Material supplied =
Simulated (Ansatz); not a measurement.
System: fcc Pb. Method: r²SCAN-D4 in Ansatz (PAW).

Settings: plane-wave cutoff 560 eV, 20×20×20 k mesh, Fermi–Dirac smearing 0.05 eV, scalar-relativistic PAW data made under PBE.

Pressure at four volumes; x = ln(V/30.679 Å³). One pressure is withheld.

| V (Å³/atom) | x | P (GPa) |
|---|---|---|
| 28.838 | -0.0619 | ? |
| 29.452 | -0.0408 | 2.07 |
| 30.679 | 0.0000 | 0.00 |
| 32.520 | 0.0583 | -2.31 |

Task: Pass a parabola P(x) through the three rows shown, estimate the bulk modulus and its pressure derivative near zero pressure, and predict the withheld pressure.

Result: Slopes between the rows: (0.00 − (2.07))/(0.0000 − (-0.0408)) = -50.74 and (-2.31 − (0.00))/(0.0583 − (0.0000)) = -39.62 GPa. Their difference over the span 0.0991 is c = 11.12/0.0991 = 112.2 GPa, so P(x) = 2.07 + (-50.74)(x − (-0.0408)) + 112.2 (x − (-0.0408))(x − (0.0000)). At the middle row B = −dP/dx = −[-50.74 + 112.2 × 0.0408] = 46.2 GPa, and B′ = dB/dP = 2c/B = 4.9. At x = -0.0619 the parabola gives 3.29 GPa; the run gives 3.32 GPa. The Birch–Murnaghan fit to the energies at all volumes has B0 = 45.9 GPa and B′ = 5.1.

Work instruction = Restate the listing in full, word for word.

Expected answer =
Simulated (Ansatz); not a measurement.
System: fcc Pb. Method: r²SCAN-D4 in Ansatz (PAW).

Settings: plane-wave cutoff 560 eV, 20×20×20 k mesh, Fermi–Dirac smearing 0.05 eV, scalar-relativistic PAW data made under PBE.

Pressure at four volumes; x = ln(V/30.679 Å³). One pressure is withheld.

| V (Å³/atom) | x | P (GPa) |
|---|---|---|
| 28.838 | -0.0619 | ? |
| 29.452 | -0.0408 | 2.07 |
| 30.679 | 0.0000 | 0.00 |
| 32.520 | 0.0583 | -2.31 |

Task: Pass a parabola P(x) through the three rows shown, estimate the bulk modulus and its pressure derivative near zero pressure, and predict the withheld pressure.

Result: Slopes between the rows: (0.00 − (2.07))/(0.0000 − (-0.0408)) = -50.74 and (-2.31 − (0.00))/(0.0583 − (0.0000)) = -39.62 GPa. Their difference over the span 0.0991 is c = 11.12/0.0991 = 112.2 GPa, so P(x) = 2.07 + (-50.74)(x − (-0.0408)) + 112.2 (x − (-0.0408))(x − (0.0000)). At the middle row B = −dP/dx = −[-50.74 + 112.2 × 0.0408] = 46.2 GPa, and B′ = dB/dP = 2c/B = 4.9. At x = -0.0619 the parabola gives 3.29 GPa; the run gives 3.32 GPa. The Birch–Murnaghan fit to the energies at all volumes has B0 = 45.9 GPa and B′ = 5.1.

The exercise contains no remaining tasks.